Raw data:
----------------

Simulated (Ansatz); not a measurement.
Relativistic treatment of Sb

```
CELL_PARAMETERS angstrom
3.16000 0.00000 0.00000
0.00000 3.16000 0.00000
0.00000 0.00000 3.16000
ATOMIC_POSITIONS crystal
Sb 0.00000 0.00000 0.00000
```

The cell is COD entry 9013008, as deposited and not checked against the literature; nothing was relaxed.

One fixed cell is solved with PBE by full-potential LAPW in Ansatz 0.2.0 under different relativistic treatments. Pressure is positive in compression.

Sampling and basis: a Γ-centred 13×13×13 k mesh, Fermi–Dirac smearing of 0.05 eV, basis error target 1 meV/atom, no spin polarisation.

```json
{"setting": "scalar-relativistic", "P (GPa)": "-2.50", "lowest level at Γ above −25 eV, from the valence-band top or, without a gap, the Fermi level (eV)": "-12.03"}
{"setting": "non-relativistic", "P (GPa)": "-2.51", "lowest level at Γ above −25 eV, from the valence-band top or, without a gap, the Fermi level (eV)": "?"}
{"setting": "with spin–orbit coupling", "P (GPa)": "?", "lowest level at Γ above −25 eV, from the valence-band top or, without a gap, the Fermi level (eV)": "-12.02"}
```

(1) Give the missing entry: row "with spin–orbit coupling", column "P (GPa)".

----------------

Work item: What you output must be the lines from the opening of the material above up to and including the line with "One fixed cell", reproduced exactly.

Your response:
Simulated (Ansatz); not a measurement.
Relativistic treatment of Sb

```
CELL_PARAMETERS angstrom
3.16000 0.00000 0.00000
0.00000 3.16000 0.00000
0.00000 0.00000 3.16000
ATOMIC_POSITIONS crystal
Sb 0.00000 0.00000 0.00000
```

The cell is COD entry 9013008, as deposited and not checked against the literature; nothing was relaxed.

One fixed cell is solved with PBE by full-potential LAPW in Ansatz 0.2.0 under different relativistic treatments. Pressure is positive in compression.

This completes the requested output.